INPUT DATA:
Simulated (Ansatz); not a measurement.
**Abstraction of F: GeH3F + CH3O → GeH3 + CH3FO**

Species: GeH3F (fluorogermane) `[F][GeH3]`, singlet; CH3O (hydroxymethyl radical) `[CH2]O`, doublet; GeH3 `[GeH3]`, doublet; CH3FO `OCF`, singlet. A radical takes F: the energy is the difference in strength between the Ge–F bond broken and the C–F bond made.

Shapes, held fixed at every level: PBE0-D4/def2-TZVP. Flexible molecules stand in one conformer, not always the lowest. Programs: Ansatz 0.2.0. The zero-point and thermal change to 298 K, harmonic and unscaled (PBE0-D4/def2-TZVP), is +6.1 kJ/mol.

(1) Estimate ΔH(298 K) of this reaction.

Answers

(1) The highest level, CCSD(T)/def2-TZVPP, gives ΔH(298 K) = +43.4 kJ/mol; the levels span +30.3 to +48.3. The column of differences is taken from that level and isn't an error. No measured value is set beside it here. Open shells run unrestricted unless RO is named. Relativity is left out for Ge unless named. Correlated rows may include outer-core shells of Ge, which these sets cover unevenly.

TASK ITEM: Every record should be given again exactly.

EXERCISE RESULT:
Simulated (Ansatz); not a measurement.
**Abstraction of F: GeH3F + CH3O → GeH3 + CH3FO**

Species: GeH3F (fluorogermane) `[F][GeH3]`, singlet; CH3O (hydroxymethyl radical) `[CH2]O`, doublet; GeH3 `[GeH3]`, doublet; CH3FO `OCF`, singlet. A radical takes F: the energy is the difference in strength between the Ge–F bond broken and the C–F bond made.

Shapes, held fixed at every level: PBE0-D4/def2-TZVP. Flexible molecules stand in one conformer, not always the lowest. Programs: Ansatz 0.2.0. The zero-point and thermal change to 298 K, harmonic and unscaled (PBE0-D4/def2-TZVP), is +6.1 kJ/mol.

(1) Estimate ΔH(298 K) of this reaction.

Answers

(1) The highest level, CCSD(T)/def2-TZVPP, gives ΔH(298 K) = +43.4 kJ/mol; the levels span +30.3 to +48.3. The column of differences is taken from that level and isn't an error. No measured value is set beside it here. Open shells run unrestricted unless RO is named. Relativity is left out for Ge unless named. Correlated rows may include outer-core shells of Ge, which these sets cover unevenly.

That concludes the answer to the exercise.